Data supplied
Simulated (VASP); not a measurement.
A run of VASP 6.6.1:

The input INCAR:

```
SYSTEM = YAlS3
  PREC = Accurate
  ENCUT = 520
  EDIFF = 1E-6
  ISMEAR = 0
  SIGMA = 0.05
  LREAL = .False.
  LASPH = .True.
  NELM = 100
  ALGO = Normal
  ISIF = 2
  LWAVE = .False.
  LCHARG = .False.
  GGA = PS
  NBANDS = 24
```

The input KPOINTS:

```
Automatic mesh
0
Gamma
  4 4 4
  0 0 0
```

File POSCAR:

Assigned task
Write the records out again. Each one must match exactly.

Exercise result
Simulated (VASP); not a measurement.
A run of VASP 6.6.1:

The input INCAR:

```
SYSTEM = YAlS3
  PREC = Accurate
  ENCUT = 520
  EDIFF = 1E-6
  ISMEAR = 0
  SIGMA = 0.05
  LREAL = .False.
  LASPH = .True.
  NELM = 100
  ALGO = Normal
  ISIF = 2
  LWAVE = .False.
  LCHARG = .False.
  GGA = PS
  NBANDS = 24
```

The input KPOINTS:

```
Automatic mesh
0
Gamma
  4 4 4
  0 0 0
```

File POSCAR:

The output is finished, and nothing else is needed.